STUDY MATERIAL Start Marker
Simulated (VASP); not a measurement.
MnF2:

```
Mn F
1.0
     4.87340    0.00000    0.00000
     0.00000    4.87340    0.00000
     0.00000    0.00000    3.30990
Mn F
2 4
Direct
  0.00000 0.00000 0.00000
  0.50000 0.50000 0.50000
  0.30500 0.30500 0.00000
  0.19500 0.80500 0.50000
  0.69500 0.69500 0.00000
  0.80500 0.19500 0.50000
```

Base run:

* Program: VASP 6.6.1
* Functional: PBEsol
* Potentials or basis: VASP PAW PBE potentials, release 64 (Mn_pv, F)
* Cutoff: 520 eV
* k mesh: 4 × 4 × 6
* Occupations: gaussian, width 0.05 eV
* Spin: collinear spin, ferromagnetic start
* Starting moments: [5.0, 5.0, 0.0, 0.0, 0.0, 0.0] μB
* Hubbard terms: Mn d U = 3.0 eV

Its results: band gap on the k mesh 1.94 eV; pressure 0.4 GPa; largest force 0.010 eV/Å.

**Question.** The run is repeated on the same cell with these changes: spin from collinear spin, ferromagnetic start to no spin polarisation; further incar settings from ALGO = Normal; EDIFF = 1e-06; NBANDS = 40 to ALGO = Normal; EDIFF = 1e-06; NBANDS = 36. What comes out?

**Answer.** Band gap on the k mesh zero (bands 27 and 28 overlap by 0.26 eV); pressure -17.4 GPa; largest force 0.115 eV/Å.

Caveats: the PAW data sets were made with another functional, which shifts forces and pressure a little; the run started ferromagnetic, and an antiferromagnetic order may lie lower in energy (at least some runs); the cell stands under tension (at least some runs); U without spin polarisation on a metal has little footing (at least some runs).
STUDY MATERIAL End Marker

* [ACTIVITY]:
Beginning at the line above that contains "width 0.05 eV", return each line exactly through the line that contains "force 0.115 eV/Å.", and no others.

* [REPLY]:
* Occupations: gaussian, width 0.05 eV
* Spin: collinear spin, ferromagnetic start
* Starting moments: [5.0, 5.0, 0.0, 0.0, 0.0, 0.0] μB
* Hubbard terms: Mn d U = 3.0 eV

Its results: band gap on the k mesh 1.94 eV; pressure 0.4 GPa; largest force 0.010 eV/Å.

**Question.** The run is repeated on the same cell with these changes: spin from collinear spin, ferromagnetic start to no spin polarisation; further incar settings from ALGO = Normal; EDIFF = 1e-06; NBANDS = 40 to ALGO = Normal; EDIFF = 1e-06; NBANDS = 36. What comes out?

**Answer.** Band gap on the k mesh zero (bands 27 and 28 overlap by 0.26 eV); pressure -17.4 GPa; largest force 0.115 eV/Å.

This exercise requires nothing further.